[Material provided — start]
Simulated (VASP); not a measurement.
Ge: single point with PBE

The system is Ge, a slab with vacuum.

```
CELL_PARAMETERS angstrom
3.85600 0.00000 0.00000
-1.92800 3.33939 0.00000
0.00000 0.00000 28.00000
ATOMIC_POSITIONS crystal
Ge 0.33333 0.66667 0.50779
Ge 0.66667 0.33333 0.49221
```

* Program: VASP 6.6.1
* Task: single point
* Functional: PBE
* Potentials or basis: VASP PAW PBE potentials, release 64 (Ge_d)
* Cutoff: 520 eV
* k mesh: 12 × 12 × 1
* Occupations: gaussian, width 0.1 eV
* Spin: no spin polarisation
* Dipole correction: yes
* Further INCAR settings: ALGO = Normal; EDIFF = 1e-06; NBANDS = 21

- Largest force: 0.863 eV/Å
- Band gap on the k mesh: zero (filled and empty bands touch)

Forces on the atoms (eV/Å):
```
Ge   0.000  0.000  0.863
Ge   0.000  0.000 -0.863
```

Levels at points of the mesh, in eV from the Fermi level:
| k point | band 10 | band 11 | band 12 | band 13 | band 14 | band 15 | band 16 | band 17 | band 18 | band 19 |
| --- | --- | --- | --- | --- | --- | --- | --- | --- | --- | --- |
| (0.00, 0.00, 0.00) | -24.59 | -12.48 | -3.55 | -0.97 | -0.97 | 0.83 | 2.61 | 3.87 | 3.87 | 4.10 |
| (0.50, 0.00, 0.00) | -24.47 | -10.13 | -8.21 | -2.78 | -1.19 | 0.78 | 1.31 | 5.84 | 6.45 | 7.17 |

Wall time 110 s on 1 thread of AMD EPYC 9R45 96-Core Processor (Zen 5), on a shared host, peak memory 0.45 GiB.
[Material provided — finish]

▸ Exercise: Within the material above, extract exactly the lines that start at the line containing "NBANDS = 21" and stop after the line containing "6.45 | 7.17 |", and only those.

▸ Task output:
* Further INCAR settings: ALGO = Normal; EDIFF = 1e-06; NBANDS = 21

- Largest force: 0.863 eV/Å
- Band gap on the k mesh: zero (filled and empty bands touch)

Forces on the atoms (eV/Å):
```
Ge   0.000  0.000  0.863
Ge   0.000  0.000 -0.863
```

Levels at points of the mesh, in eV from the Fermi level:
| k point | band 10 | band 11 | band 12 | band 13 | band 14 | band 15 | band 16 | band 17 | band 18 | band 19 |
| --- | --- | --- | --- | --- | --- | --- | --- | --- | --- | --- |
| (0.00, 0.00, 0.00) | -24.59 | -12.48 | -3.55 | -0.97 | -0.97 | 0.83 | 2.61 | 3.87 | 3.87 | 4.10 |
| (0.50, 0.00, 0.00) | -24.47 | -10.13 | -8.21 | -2.78 | -1.19 | 0.78 | 1.31 | 5.84 | 6.45 | 7.17 |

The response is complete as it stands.